◆ ACTIVITY ◆
Output all of the entries exactly as written.

◆ SOURCE DATA ◆
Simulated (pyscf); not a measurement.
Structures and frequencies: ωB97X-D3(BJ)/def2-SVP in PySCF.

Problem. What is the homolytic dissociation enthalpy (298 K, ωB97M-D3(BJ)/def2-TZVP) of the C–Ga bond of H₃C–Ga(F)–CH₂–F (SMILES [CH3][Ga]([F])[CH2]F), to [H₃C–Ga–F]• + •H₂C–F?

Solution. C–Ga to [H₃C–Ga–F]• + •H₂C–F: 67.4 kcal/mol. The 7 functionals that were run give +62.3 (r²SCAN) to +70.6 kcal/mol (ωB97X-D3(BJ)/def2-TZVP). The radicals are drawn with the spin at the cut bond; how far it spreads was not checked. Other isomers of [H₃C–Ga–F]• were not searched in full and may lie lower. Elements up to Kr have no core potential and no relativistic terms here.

◆ WRITTEN RESPONSE ◆
Simulated (pyscf); not a measurement.
Structures and frequencies: ωB97X-D3(BJ)/def2-SVP in PySCF.

Problem. What is the homolytic dissociation enthalpy (298 K, ωB97M-D3(BJ)/def2-TZVP) of the C–Ga bond of H₃C–Ga(F)–CH₂–F (SMILES [CH3][Ga]([F])[CH2]F), to [H₃C–Ga–F]• + •H₂C–F?

Solution. C–Ga to [H₃C–Ga–F]• + •H₂C–F: 67.4 kcal/mol. The 7 functionals that were run give +62.3 (r²SCAN) to +70.6 kcal/mol (ωB97X-D3(BJ)/def2-TZVP). The radicals are drawn with the spin at the cut bond; how far it spreads was not checked. Other isomers of [H₃C–Ga–F]• were not searched in full and may lie lower. Elements up to Kr have no core potential and no relativistic terms here.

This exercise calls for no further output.